> INFORMATION SHOWN
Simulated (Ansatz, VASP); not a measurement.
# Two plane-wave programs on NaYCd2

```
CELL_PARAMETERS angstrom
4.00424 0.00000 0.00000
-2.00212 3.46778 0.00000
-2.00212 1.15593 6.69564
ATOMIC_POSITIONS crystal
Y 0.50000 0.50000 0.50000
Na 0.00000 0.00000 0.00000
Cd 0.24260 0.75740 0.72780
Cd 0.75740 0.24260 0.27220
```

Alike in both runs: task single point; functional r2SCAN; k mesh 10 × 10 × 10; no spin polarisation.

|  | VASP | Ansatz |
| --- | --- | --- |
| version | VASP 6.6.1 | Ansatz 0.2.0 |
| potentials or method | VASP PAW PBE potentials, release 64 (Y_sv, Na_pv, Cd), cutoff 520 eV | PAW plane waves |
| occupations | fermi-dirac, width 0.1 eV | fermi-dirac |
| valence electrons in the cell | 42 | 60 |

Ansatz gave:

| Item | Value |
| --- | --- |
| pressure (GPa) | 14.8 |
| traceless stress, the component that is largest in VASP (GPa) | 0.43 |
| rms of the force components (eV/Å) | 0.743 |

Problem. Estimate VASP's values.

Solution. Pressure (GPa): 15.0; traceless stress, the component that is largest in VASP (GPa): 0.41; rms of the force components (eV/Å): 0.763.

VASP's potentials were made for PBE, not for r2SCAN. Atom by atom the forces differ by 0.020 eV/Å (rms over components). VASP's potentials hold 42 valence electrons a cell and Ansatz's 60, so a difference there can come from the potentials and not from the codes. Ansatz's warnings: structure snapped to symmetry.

> ASSIGNED TASK
Set out the records again, exactly as they appear above.

> WRITTEN RESPONSE
Simulated (Ansatz, VASP); not a measurement.
# Two plane-wave programs on NaYCd2

```
CELL_PARAMETERS angstrom
4.00424 0.00000 0.00000
-2.00212 3.46778 0.00000
-2.00212 1.15593 6.69564
ATOMIC_POSITIONS crystal
Y 0.50000 0.50000 0.50000
Na 0.00000 0.00000 0.00000
Cd 0.24260 0.75740 0.72780
Cd 0.75740 0.24260 0.27220
```

Alike in both runs: task single point; functional r2SCAN; k mesh 10 × 10 × 10; no spin polarisation.

|  | VASP | Ansatz |
| --- | --- | --- |
| version | VASP 6.6.1 | Ansatz 0.2.0 |
| potentials or method | VASP PAW PBE potentials, release 64 (Y_sv, Na_pv, Cd), cutoff 520 eV | PAW plane waves |
| occupations | fermi-dirac, width 0.1 eV | fermi-dirac |
| valence electrons in the cell | 42 | 60 |

Ansatz gave:

| Item | Value |
| --- | --- |
| pressure (GPa) | 14.8 |
| traceless stress, the component that is largest in VASP (GPa) | 0.43 |
| rms of the force components (eV/Å) | 0.743 |

Problem. Estimate VASP's values.

Solution. Pressure (GPa): 15.0; traceless stress, the component that is largest in VASP (GPa): 0.41; rms of the force components (eV/Å): 0.763.

VASP's potentials were made for PBE, not for r2SCAN. Atom by atom the forces differ by 0.020 eV/Å (rms over components). VASP's potentials hold 42 valence electrons a cell and Ansatz's 60, so a difference there can come from the potentials and not from the codes. Ansatz's warnings: structure snapped to symmetry.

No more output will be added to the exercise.